**Exercise**
Return each line exactly as written. Begin with the first line of the entries and end with the line that has "0.1 eV | 0.7 |".

** Opening Material provided block **

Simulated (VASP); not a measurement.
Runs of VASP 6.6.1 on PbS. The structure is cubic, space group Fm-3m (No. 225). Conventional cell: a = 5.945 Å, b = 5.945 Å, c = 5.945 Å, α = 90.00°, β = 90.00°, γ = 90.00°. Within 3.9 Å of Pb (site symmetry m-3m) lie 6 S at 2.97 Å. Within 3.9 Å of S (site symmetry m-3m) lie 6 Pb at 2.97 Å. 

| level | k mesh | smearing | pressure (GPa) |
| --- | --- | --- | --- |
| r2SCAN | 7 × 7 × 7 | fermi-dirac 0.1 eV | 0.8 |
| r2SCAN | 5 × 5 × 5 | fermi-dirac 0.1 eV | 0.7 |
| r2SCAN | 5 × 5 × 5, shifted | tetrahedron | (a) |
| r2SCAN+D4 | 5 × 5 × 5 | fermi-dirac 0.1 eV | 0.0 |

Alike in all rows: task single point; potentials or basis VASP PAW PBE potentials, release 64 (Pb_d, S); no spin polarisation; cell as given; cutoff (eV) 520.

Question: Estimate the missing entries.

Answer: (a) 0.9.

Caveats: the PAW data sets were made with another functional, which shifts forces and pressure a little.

** Closing Material provided block **

**Written solution**
Simulated (VASP); not a measurement.
Runs of VASP 6.6.1 on PbS. The structure is cubic, space group Fm-3m (No. 225). Conventional cell: a = 5.945 Å, b = 5.945 Å, c = 5.945 Å, α = 90.00°, β = 90.00°, γ = 90.00°. Within 3.9 Å of Pb (site symmetry m-3m) lie 6 S at 2.97 Å. Within 3.9 Å of S (site symmetry m-3m) lie 6 Pb at 2.97 Å. 

| level | k mesh | smearing | pressure (GPa) |
| --- | --- | --- | --- |
| r2SCAN | 7 × 7 × 7 | fermi-dirac 0.1 eV | 0.8 |
| r2SCAN | 5 × 5 × 5 | fermi-dirac 0.1 eV | 0.7 |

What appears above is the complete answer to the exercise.